*Action item*. Every record, from the first line to the last, needs to be given again exactly.

>>>
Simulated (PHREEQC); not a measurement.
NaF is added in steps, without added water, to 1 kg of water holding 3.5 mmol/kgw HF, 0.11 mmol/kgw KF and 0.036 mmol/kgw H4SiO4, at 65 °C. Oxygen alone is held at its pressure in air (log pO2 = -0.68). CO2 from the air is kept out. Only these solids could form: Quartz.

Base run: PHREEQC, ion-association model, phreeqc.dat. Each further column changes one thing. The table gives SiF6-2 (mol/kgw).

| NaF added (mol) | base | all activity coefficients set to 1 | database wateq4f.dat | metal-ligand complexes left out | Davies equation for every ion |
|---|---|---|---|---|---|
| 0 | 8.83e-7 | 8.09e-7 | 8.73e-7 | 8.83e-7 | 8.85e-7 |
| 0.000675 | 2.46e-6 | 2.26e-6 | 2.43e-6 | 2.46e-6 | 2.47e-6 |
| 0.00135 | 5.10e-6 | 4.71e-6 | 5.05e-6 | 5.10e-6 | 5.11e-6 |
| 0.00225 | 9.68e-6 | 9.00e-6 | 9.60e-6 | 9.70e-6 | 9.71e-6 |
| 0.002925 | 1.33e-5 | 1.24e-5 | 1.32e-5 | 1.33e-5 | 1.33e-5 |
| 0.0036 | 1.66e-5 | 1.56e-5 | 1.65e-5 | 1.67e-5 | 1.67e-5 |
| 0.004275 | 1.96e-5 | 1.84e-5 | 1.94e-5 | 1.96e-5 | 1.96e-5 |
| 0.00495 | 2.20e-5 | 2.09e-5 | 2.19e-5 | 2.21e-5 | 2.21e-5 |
<<<

*Answer space*.
Simulated (PHREEQC); not a measurement.
NaF is added in steps, without added water, to 1 kg of water holding 3.5 mmol/kgw HF, 0.11 mmol/kgw KF and 0.036 mmol/kgw H4SiO4, at 65 °C. Oxygen alone is held at its pressure in air (log pO2 = -0.68). CO2 from the air is kept out. Only these solids could form: Quartz.

Base run: PHREEQC, ion-association model, phreeqc.dat. Each further column changes one thing. The table gives SiF6-2 (mol/kgw).

| NaF added (mol) | base | all activity coefficients set to 1 | database wateq4f.dat | metal-ligand complexes left out | Davies equation for every ion |
|---|---|---|---|---|---|
| 0 | 8.83e-7 | 8.09e-7 | 8.73e-7 | 8.83e-7 | 8.85e-7 |
| 0.000675 | 2.46e-6 | 2.26e-6 | 2.43e-6 | 2.46e-6 | 2.47e-6 |
| 0.00135 | 5.10e-6 | 4.71e-6 | 5.05e-6 | 5.10e-6 | 5.11e-6 |
| 0.00225 | 9.68e-6 | 9.00e-6 | 9.60e-6 | 9.70e-6 | 9.71e-6 |
| 0.002925 | 1.33e-5 | 1.24e-5 | 1.32e-5 | 1.33e-5 | 1.33e-5 |
| 0.0036 | 1.66e-5 | 1.56e-5 | 1.65e-5 | 1.67e-5 | 1.67e-5 |
| 0.004275 | 1.96e-5 | 1.84e-5 | 1.94e-5 | 1.96e-5 | 1.96e-5 |
| 0.00495 | 2.20e-5 | 2.09e-5 | 2.19e-5 | 2.21e-5 | 2.21e-5 |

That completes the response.